* [Excerpted records]:
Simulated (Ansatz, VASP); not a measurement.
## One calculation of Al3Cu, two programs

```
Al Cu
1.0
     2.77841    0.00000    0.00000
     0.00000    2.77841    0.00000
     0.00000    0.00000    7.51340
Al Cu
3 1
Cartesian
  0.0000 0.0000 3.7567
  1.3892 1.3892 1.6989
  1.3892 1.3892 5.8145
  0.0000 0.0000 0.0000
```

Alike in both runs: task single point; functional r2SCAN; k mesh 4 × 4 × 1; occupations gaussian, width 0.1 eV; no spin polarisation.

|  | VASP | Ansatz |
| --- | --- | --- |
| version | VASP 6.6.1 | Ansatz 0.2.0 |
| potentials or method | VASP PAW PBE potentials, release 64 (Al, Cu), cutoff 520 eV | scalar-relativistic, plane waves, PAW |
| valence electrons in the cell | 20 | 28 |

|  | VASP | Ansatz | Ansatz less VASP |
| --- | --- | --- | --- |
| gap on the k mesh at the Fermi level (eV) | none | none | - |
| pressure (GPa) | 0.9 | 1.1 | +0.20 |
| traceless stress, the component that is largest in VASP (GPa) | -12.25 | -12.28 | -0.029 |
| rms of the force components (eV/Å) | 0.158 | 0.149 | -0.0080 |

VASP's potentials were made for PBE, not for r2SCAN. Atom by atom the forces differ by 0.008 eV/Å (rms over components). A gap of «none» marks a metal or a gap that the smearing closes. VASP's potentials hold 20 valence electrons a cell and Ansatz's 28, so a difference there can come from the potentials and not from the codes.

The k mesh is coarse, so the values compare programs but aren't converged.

* [Brief]: Give an exact copy of the lines above from the line with "1.1 | +0.20 |" up to and including the line with "VASP's potentials were", and leave everything else out.

* [Exercise output]:
| pressure (GPa) | 0.9 | 1.1 | +0.20 |
| traceless stress, the component that is largest in VASP (GPa) | -12.25 | -12.28 | -0.029 |
| rms of the force components (eV/Å) | 0.158 | 0.149 | -0.0080 |

VASP's potentials were made for PBE, not for r2SCAN. Atom by atom the forces differ by 0.008 eV/Å (rms over components). A gap of «none» marks a metal or a gap that the smearing closes. VASP's potentials hold 20 valence electrons a cell and Ansatz's 28, so a difference there can come from the potentials and not from the codes.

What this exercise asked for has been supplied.